Copy the listing out in full. Keep every word as it is.

* DATASET EXTRACT
========

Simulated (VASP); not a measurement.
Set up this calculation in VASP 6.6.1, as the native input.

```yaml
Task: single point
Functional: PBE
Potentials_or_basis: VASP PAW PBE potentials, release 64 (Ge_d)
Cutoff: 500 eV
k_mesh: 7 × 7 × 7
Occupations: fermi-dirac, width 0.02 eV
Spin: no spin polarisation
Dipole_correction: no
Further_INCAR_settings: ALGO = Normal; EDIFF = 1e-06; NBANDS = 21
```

========

* WRITTEN ANSWER
Simulated (VASP); not a measurement.
Set up this calculation in VASP 6.6.1, as the native input.

```yaml
Task: single point
Functional: PBE
Potentials_or_basis: VASP PAW PBE potentials, release 64 (Ge_d)
Cutoff: 500 eV
k_mesh: 7 × 7 × 7
Occupations: fermi-dirac, width 0.02 eV
Spin: no spin polarisation
Dipole_correction: no
Further_INCAR_settings: ALGO = Normal; EDIFF = 1e-06; NBANDS = 21
```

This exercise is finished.